- Action item
In the listing below, find the line with "Result: gap on", then repeat exactly every line from the top through that one.

Content starts

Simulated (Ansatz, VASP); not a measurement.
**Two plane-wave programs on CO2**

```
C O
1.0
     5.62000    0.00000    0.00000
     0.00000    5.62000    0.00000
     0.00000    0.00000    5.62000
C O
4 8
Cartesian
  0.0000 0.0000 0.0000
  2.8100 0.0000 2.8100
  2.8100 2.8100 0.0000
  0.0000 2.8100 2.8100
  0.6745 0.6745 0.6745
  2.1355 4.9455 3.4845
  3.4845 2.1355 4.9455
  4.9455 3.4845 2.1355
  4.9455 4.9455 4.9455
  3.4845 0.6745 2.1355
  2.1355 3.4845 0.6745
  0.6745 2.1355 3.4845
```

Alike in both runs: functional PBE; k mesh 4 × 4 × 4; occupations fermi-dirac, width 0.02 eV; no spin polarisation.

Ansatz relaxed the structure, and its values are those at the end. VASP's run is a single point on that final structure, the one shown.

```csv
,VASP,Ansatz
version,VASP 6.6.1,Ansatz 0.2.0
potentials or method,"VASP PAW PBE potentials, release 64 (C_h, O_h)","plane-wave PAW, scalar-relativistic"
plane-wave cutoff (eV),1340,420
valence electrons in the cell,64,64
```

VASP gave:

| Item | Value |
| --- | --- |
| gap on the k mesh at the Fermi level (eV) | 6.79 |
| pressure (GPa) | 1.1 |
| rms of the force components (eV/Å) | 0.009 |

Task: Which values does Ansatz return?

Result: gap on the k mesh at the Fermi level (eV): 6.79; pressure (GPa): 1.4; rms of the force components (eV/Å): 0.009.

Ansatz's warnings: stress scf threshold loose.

Content ends

- Answer section
Simulated (Ansatz, VASP); not a measurement.
**Two plane-wave programs on CO2**

```
C O
1.0
     5.62000    0.00000    0.00000
     0.00000    5.62000    0.00000
     0.00000    0.00000    5.62000
C O
4 8
Cartesian
  0.0000 0.0000 0.0000
  2.8100 0.0000 2.8100
  2.8100 2.8100 0.0000
  0.0000 2.8100 2.8100
  0.6745 0.6745 0.6745
  2.1355 4.9455 3.4845
  3.4845 2.1355 4.9455
  4.9455 3.4845 2.1355
  4.9455 4.9455 4.9455
  3.4845 0.6745 2.1355
  2.1355 3.4845 0.6745
  0.6745 2.1355 3.4845
```

Alike in both runs: functional PBE; k mesh 4 × 4 × 4; occupations fermi-dirac, width 0.02 eV; no spin polarisation.

Ansatz relaxed the structure, and its values are those at the end. VASP's run is a single point on that final structure, the one shown.

```csv
,VASP,Ansatz
version,VASP 6.6.1,Ansatz 0.2.0
potentials or method,"VASP PAW PBE potentials, release 64 (C_h, O_h)","plane-wave PAW, scalar-relativistic"
plane-wave cutoff (eV),1340,420
valence electrons in the cell,64,64
```

VASP gave:

| Item | Value |
| --- | --- |
| gap on the k mesh at the Fermi level (eV) | 6.79 |
| pressure (GPa) | 1.1 |
| rms of the force components (eV/Å) | 0.009 |

Task: Which values does Ansatz return?

Result: gap on the k mesh at the Fermi level (eV): 6.79; pressure (GPa): 1.4; rms of the force components (eV/Å): 0.009.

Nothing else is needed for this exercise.